PROVIDED RECORDS →
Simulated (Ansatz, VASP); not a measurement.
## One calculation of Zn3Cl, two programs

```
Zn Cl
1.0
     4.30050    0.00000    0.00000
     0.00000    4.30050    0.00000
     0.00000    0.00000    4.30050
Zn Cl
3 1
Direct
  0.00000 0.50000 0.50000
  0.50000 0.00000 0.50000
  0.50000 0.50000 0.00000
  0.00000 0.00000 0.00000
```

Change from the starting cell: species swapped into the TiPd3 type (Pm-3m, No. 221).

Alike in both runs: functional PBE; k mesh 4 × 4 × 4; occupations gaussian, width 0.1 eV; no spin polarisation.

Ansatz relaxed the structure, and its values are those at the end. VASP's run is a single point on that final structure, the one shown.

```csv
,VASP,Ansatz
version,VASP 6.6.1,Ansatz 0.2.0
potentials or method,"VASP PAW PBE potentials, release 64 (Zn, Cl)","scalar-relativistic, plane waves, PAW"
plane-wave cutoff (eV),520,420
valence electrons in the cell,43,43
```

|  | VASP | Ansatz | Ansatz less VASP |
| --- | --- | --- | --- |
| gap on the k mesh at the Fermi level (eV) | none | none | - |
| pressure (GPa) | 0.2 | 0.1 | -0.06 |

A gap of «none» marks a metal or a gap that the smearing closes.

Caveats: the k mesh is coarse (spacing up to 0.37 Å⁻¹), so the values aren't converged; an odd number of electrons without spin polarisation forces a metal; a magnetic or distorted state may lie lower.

ACTION ITEM → Word for word, output all of the material above.

ANSWER BOX →
Simulated (Ansatz, VASP); not a measurement.
## One calculation of Zn3Cl, two programs

```
Zn Cl
1.0
     4.30050    0.00000    0.00000
     0.00000    4.30050    0.00000
     0.00000    0.00000    4.30050
Zn Cl
3 1
Direct
  0.00000 0.50000 0.50000
  0.50000 0.00000 0.50000
  0.50000 0.50000 0.00000
  0.00000 0.00000 0.00000
```

Change from the starting cell: species swapped into the TiPd3 type (Pm-3m, No. 221).

Alike in both runs: functional PBE; k mesh 4 × 4 × 4; occupations gaussian, width 0.1 eV; no spin polarisation.

Ansatz relaxed the structure, and its values are those at the end. VASP's run is a single point on that final structure, the one shown.

```csv
,VASP,Ansatz
version,VASP 6.6.1,Ansatz 0.2.0
potentials or method,"VASP PAW PBE potentials, release 64 (Zn, Cl)","scalar-relativistic, plane waves, PAW"
plane-wave cutoff (eV),520,420
valence electrons in the cell,43,43
```

|  | VASP | Ansatz | Ansatz less VASP |
| --- | --- | --- | --- |
| gap on the k mesh at the Fermi level (eV) | none | none | - |
| pressure (GPa) | 0.2 | 0.1 | -0.06 |

A gap of «none» marks a metal or a gap that the smearing closes.

Caveats: the k mesh is coarse (spacing up to 0.37 Å⁻¹), so the values aren't converged; an odd number of electrons without spin polarisation forces a metal; a magnetic or distorted state may lie lower.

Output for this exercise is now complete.